Data extract
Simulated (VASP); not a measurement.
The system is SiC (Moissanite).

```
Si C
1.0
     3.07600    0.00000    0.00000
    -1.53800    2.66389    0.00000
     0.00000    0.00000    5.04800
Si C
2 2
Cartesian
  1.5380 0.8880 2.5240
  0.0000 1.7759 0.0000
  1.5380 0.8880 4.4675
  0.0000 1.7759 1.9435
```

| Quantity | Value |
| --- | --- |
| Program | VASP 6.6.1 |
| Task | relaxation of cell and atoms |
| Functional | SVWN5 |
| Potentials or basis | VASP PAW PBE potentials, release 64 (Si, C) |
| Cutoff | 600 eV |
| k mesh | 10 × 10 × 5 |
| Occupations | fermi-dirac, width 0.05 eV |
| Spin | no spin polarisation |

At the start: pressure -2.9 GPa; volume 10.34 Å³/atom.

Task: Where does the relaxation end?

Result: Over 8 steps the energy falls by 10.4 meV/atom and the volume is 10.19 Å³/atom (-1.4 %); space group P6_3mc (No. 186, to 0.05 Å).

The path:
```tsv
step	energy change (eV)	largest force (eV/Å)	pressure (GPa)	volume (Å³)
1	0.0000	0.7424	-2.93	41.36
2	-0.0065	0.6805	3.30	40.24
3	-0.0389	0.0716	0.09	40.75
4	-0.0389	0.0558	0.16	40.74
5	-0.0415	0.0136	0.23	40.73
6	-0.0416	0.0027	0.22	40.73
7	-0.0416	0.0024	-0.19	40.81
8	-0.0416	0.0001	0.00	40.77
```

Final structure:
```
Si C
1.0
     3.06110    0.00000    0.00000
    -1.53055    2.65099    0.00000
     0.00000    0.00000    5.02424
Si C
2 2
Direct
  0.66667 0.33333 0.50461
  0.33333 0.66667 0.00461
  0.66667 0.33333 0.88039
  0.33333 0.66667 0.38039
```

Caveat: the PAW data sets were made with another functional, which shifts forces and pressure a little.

Work order
Beginning at the top of the data, please return every line until and including the line containing "Task: Where does the relaxation end?", copied exactly, and nothing past it.

Your solution
Simulated (VASP); not a measurement.
The system is SiC (Moissanite).

```
Si C
1.0
     3.07600    0.00000    0.00000
    -1.53800    2.66389    0.00000
     0.00000    0.00000    5.04800
Si C
2 2
Cartesian
  1.5380 0.8880 2.5240
  0.0000 1.7759 0.0000
  1.5380 0.8880 4.4675
  0.0000 1.7759 1.9435
```

| Quantity | Value |
| --- | --- |
| Program | VASP 6.6.1 |
| Task | relaxation of cell and atoms |
| Functional | SVWN5 |
| Potentials or basis | VASP PAW PBE potentials, release 64 (Si, C) |
| Cutoff | 600 eV |
| k mesh | 10 × 10 × 5 |
| Occupations | fermi-dirac, width 0.05 eV |
| Spin | no spin polarisation |

At the start: pressure -2.9 GPa; volume 10.34 Å³/atom.

Task: Where does the relaxation end?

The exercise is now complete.